• Extracted information
------------------------------------------------------------------------
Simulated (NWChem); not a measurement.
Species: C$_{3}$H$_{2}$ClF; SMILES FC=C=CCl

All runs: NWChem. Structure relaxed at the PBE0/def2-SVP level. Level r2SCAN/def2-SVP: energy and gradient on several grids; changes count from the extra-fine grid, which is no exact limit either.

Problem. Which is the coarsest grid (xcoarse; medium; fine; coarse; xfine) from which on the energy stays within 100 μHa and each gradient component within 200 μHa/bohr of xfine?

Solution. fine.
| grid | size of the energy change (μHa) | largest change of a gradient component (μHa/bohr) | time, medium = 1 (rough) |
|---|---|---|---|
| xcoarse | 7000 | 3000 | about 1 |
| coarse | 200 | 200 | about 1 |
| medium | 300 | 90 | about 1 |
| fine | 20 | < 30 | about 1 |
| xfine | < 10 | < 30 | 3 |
------------------------------------------------------------------------

• Brief
Every entry should be restated word for word.

• Exercise output
Simulated (NWChem); not a measurement.
Species: C$_{3}$H$_{2}$ClF; SMILES FC=C=CCl

All runs: NWChem. Structure relaxed at the PBE0/def2-SVP level. Level r2SCAN/def2-SVP: energy and gradient on several grids; changes count from the extra-fine grid, which is no exact limit either.

Problem. Which is the coarsest grid (xcoarse; medium; fine; coarse; xfine) from which on the energy stays within 100 μHa and each gradient component within 200 μHa/bohr of xfine?

Solution. fine.
| grid | size of the energy change (μHa) | largest change of a gradient component (μHa/bohr) | time, medium = 1 (rough) |
|---|---|---|---|
| xcoarse | 7000 | 3000 | about 1 |
| coarse | 200 | 200 | about 1 |
| medium | 300 | 90 | about 1 |
| fine | 20 | < 30 | about 1 |
| xfine | < 10 | < 30 | 3 |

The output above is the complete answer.